## Work instruction:
Within the material below, transcribe exactly the lines from the one holding "3.295) | spin not included |" through the one holding "Å | non-magnetic |", keeping both ends and skipping the rest.

## Extracted material:
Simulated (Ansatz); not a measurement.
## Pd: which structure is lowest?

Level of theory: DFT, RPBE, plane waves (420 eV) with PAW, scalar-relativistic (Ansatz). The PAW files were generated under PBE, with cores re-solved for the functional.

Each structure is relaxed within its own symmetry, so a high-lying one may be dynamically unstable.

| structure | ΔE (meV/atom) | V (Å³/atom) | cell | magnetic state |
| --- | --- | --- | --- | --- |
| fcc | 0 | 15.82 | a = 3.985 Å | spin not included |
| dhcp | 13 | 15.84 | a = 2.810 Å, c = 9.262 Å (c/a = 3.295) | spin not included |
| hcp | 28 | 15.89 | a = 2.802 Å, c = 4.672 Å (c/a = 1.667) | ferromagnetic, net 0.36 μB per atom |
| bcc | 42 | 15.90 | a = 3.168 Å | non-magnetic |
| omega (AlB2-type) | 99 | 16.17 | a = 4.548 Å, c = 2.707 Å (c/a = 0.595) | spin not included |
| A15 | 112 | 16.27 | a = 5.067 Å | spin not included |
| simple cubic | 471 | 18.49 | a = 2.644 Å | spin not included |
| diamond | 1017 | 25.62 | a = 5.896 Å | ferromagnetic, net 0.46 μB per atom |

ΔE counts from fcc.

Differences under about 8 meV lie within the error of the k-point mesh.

## Answer box:
| dhcp | 13 | 15.84 | a = 2.810 Å, c = 9.262 Å (c/a = 3.295) | spin not included |
| hcp | 28 | 15.89 | a = 2.802 Å, c = 4.672 Å (c/a = 1.667) | ferromagnetic, net 0.36 μB per atom |
| bcc | 42 | 15.90 | a = 3.168 Å | non-magnetic |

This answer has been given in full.